### EXERCISE
Transcribe the entries exactly as each line appears.

### ENTRIES SUPPLIED
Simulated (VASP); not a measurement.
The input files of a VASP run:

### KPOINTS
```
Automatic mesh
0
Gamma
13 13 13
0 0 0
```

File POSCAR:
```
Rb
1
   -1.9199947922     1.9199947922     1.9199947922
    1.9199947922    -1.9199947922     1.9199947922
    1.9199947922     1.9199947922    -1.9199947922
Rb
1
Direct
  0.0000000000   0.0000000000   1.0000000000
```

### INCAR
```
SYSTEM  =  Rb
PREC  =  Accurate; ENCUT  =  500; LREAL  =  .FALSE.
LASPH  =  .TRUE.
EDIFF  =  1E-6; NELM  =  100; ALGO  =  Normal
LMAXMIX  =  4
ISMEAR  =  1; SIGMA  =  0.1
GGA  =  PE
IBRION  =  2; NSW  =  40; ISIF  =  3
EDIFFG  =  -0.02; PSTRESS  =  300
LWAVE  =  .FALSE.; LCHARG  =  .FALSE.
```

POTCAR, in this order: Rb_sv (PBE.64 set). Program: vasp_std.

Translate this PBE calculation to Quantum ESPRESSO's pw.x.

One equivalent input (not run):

### ANSWER AREA
Simulated (VASP); not a measurement.
The input files of a VASP run:

### KPOINTS
```
Automatic mesh
0
Gamma
13 13 13
0 0 0
```

File POSCAR:
```
Rb
1
   -1.9199947922     1.9199947922     1.9199947922
    1.9199947922    -1.9199947922     1.9199947922
    1.9199947922     1.9199947922    -1.9199947922
Rb
1
Direct
  0.0000000000   0.0000000000   1.0000000000
```

### INCAR
```
SYSTEM  =  Rb
PREC  =  Accurate; ENCUT  =  500; LREAL  =  .FALSE.
LASPH  =  .TRUE.
EDIFF  =  1E-6; NELM  =  100; ALGO  =  Normal
LMAXMIX  =  4
ISMEAR  =  1; SIGMA  =  0.1
GGA  =  PE
IBRION  =  2; NSW  =  40; ISIF  =  3
EDIFFG  =  -0.02; PSTRESS  =  300
LWAVE  =  .FALSE.; LCHARG  =  .FALSE.
```

POTCAR, in this order: Rb_sv (PBE.64 set). Program: vasp_std.

Translate this PBE calculation to Quantum ESPRESSO's pw.x.

One equivalent input (not run):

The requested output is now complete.